◇ ◇ ◇ ◇ ◇ ◇ ◇

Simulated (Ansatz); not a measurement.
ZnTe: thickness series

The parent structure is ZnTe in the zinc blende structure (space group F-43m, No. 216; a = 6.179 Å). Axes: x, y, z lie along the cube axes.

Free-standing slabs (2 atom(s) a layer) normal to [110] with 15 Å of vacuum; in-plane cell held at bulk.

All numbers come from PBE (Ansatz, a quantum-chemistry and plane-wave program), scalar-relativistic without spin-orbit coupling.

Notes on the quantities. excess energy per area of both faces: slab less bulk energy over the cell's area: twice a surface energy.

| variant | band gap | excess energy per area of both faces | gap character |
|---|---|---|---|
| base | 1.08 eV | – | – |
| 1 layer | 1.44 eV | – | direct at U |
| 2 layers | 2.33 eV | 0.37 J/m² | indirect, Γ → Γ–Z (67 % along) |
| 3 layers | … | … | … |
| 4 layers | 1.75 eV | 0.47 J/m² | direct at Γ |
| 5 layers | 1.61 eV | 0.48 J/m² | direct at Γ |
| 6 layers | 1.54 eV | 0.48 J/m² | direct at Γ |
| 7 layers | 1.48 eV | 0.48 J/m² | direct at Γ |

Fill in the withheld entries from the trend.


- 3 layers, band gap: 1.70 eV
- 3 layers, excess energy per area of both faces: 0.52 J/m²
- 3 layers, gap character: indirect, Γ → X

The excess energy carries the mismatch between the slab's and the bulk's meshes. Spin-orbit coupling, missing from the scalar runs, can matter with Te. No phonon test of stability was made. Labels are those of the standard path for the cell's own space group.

◇ ◇ ◇ ◇ ◇ ◇ ◇

▶ **WORK INSTRUCTION**: Take the lines above from the one containing "Notes on the" down to the one containing "- 3 layers, gap character: indirect, Γ → X", and transcribe them exactly, both ends included.

▶ **RESPONSE**:
Notes on the quantities. excess energy per area of both faces: slab less bulk energy over the cell's area: twice a surface energy.

| variant | band gap | excess energy per area of both faces | gap character |
|---|---|---|---|
| base | 1.08 eV | – | – |
| 1 layer | 1.44 eV | – | direct at U |
| 2 layers | 2.33 eV | 0.37 J/m² | indirect, Γ → Γ–Z (67 % along) |
| 3 layers | … | … | … |
| 4 layers | 1.75 eV | 0.47 J/m² | direct at Γ |
| 5 layers | 1.61 eV | 0.48 J/m² | direct at Γ |
| 6 layers | 1.54 eV | 0.48 J/m² | direct at Γ |
| 7 layers | 1.48 eV | 0.48 J/m² | direct at Γ |

Fill in the withheld entries from the trend.


- 3 layers, band gap: 1.70 eV
- 3 layers, excess energy per area of both faces: 0.52 J/m²
- 3 layers, gap character: indirect, Γ → X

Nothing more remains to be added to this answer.